- Dataset records:
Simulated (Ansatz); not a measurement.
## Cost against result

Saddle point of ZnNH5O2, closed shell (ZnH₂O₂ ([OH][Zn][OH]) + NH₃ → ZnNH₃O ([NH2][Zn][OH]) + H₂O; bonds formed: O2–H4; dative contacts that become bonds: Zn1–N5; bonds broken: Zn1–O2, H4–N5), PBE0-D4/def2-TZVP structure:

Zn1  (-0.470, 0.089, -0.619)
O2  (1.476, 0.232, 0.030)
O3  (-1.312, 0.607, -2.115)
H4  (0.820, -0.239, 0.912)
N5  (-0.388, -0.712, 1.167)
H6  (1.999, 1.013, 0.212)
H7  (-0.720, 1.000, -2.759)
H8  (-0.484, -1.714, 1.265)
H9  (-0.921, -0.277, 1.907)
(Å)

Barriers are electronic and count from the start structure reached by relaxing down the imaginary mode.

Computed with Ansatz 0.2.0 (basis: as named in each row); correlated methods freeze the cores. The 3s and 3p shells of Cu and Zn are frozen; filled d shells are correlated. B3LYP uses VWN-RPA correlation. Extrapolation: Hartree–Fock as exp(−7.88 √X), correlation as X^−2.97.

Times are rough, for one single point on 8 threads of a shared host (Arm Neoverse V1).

- Activity: The full listing has to be duplicated exactly.

- Written solution:
Simulated (Ansatz); not a measurement.
## Cost against result

Saddle point of ZnNH5O2, closed shell (ZnH₂O₂ ([OH][Zn][OH]) + NH₃ → ZnNH₃O ([NH2][Zn][OH]) + H₂O; bonds formed: O2–H4; dative contacts that become bonds: Zn1–N5; bonds broken: Zn1–O2, H4–N5), PBE0-D4/def2-TZVP structure:

Zn1  (-0.470, 0.089, -0.619)
O2  (1.476, 0.232, 0.030)
O3  (-1.312, 0.607, -2.115)
H4  (0.820, -0.239, 0.912)
N5  (-0.388, -0.712, 1.167)
H6  (1.999, 1.013, 0.212)
H7  (-0.720, 1.000, -2.759)
H8  (-0.484, -1.714, 1.265)
H9  (-0.921, -0.277, 1.907)
(Å)

Barriers are electronic and count from the start structure reached by relaxing down the imaginary mode.

Computed with Ansatz 0.2.0 (basis: as named in each row); correlated methods freeze the cores. The 3s and 3p shells of Cu and Zn are frozen; filled d shells are correlated. B3LYP uses VWN-RPA correlation. Extrapolation: Hartree–Fock as exp(−7.88 √X), correlation as X^−2.97.

Times are rough, for one single point on 8 threads of a shared host (Arm Neoverse V1).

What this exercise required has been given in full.